> **WORK REQUEST**: Exactly the lines from the start of the data below through the line containing "A: The energy" must be returned, and no others.

> **RECORDS SHOWN**:
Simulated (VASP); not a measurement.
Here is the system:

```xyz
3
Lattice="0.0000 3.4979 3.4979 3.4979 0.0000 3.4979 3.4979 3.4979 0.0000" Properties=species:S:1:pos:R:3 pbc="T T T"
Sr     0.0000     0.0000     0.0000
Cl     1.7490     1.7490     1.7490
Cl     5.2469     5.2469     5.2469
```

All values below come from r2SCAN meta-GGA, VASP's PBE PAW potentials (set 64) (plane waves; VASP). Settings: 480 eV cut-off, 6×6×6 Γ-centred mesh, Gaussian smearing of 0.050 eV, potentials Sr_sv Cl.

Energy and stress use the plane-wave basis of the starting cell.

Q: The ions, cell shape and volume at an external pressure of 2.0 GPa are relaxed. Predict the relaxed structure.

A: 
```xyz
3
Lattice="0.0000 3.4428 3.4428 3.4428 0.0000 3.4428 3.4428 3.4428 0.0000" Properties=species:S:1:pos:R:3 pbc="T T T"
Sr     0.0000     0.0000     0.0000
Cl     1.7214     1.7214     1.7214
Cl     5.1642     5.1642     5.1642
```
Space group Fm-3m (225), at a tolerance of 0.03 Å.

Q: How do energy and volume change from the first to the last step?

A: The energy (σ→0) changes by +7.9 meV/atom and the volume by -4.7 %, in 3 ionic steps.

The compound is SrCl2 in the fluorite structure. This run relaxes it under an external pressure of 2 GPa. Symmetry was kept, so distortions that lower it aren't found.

> **TASK RESPONSE**:
Simulated (VASP); not a measurement.
Here is the system:

```xyz
3
Lattice="0.0000 3.4979 3.4979 3.4979 0.0000 3.4979 3.4979 3.4979 0.0000" Properties=species:S:1:pos:R:3 pbc="T T T"
Sr     0.0000     0.0000     0.0000
Cl     1.7490     1.7490     1.7490
Cl     5.2469     5.2469     5.2469
```

All values below come from r2SCAN meta-GGA, VASP's PBE PAW potentials (set 64) (plane waves; VASP). Settings: 480 eV cut-off, 6×6×6 Γ-centred mesh, Gaussian smearing of 0.050 eV, potentials Sr_sv Cl.

Energy and stress use the plane-wave basis of the starting cell.

Q: The ions, cell shape and volume at an external pressure of 2.0 GPa are relaxed. Predict the relaxed structure.

A: 
```xyz
3
Lattice="0.0000 3.4428 3.4428 3.4428 0.0000 3.4428 3.4428 3.4428 0.0000" Properties=species:S:1:pos:R:3 pbc="T T T"
Sr     0.0000     0.0000     0.0000
Cl     1.7214     1.7214     1.7214
Cl     5.1642     5.1642     5.1642
```
Space group Fm-3m (225), at a tolerance of 0.03 Å.

Q: How do energy and volume change from the first to the last step?

A: The energy (σ→0) changes by +7.9 meV/atom and the volume by -4.7 %, in 3 ionic steps.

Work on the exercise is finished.